**Material provided**
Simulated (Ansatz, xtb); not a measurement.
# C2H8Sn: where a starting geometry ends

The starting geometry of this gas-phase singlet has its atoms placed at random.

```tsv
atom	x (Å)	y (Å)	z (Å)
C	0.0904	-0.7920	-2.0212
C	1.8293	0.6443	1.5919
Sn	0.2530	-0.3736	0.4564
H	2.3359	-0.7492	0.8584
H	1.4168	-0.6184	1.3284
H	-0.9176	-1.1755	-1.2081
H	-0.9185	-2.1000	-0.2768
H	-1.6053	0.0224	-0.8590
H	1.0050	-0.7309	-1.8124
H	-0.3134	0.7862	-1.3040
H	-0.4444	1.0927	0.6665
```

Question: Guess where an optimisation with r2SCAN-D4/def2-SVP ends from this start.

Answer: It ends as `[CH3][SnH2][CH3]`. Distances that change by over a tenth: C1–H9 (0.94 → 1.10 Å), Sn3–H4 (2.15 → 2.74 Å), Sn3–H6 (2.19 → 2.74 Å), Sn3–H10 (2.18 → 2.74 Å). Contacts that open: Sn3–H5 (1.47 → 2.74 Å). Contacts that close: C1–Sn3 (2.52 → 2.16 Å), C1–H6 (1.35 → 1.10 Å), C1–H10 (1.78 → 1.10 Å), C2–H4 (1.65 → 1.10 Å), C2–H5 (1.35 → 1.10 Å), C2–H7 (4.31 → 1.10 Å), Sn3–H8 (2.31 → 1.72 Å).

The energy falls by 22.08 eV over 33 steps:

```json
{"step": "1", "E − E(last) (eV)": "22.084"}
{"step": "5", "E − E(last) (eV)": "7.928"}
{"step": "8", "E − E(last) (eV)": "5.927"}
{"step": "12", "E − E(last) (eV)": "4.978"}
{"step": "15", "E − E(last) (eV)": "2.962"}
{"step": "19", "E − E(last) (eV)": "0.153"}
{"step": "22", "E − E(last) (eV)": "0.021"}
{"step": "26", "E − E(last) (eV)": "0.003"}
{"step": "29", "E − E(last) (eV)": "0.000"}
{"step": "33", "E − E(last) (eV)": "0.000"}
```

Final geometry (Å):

**Task item**
Please print verbatim each line from the first line of the entries above to the line that contains "Question: Guess where", inclusive, and nothing more.

**Written reply**
Simulated (Ansatz, xtb); not a measurement.
# C2H8Sn: where a starting geometry ends

The starting geometry of this gas-phase singlet has its atoms placed at random.

```tsv
atom	x (Å)	y (Å)	z (Å)
C	0.0904	-0.7920	-2.0212
C	1.8293	0.6443	1.5919
Sn	0.2530	-0.3736	0.4564
H	2.3359	-0.7492	0.8584
H	1.4168	-0.6184	1.3284
H	-0.9176	-1.1755	-1.2081
H	-0.9185	-2.1000	-0.2768
H	-1.6053	0.0224	-0.8590
H	1.0050	-0.7309	-1.8124
H	-0.3134	0.7862	-1.3040
H	-0.4444	1.0927	0.6665
```

Question: Guess where an optimisation with r2SCAN-D4/def2-SVP ends from this start.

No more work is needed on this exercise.